____ Data to examine

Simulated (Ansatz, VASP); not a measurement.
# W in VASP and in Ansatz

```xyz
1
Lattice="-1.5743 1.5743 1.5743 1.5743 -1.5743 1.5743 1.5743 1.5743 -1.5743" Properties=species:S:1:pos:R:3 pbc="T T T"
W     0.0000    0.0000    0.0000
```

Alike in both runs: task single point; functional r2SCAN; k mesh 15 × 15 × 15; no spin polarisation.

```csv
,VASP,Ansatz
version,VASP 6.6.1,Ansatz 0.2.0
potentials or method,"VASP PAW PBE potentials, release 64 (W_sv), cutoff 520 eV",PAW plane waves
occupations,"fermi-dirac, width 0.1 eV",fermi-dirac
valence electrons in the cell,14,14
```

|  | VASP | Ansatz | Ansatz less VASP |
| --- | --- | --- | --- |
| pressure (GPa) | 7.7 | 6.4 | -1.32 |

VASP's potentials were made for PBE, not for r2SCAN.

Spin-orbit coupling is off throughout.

________

◆ **Exercise**
Reproduce every entry, word for word.

◆ **Expected answer**
Simulated (Ansatz, VASP); not a measurement.
# W in VASP and in Ansatz

```xyz
1
Lattice="-1.5743 1.5743 1.5743 1.5743 -1.5743 1.5743 1.5743 1.5743 -1.5743" Properties=species:S:1:pos:R:3 pbc="T T T"
W     0.0000    0.0000    0.0000
```

Alike in both runs: task single point; functional r2SCAN; k mesh 15 × 15 × 15; no spin polarisation.

```csv
,VASP,Ansatz
version,VASP 6.6.1,Ansatz 0.2.0
potentials or method,"VASP PAW PBE potentials, release 64 (W_sv), cutoff 520 eV",PAW plane waves
occupations,"fermi-dirac, width 0.1 eV",fermi-dirac
valence electrons in the cell,14,14
```

|  | VASP | Ansatz | Ansatz less VASP |
| --- | --- | --- | --- |
| pressure (GPa) | 7.7 | 6.4 | -1.32 |

VASP's potentials were made for PBE, not for r2SCAN.

Spin-orbit coupling is off throughout.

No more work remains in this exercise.